• **Work task**
Every line of the material below should be copied exactly.

*** Block opens ***

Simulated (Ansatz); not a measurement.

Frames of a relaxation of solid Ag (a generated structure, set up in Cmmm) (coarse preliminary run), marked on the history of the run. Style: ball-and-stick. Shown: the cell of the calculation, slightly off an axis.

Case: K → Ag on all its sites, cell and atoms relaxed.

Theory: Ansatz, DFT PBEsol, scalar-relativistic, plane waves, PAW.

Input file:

*** Block closes ***

• **Task solution**
Simulated (Ansatz); not a measurement.

Frames of a relaxation of solid Ag (a generated structure, set up in Cmmm) (coarse preliminary run), marked on the history of the run. Style: ball-and-stick. Shown: the cell of the calculation, slightly off an axis.

Case: K → Ag on all its sites, cell and atoms relaxed.

Theory: Ansatz, DFT PBEsol, scalar-relativistic, plane waves, PAW.

Input file:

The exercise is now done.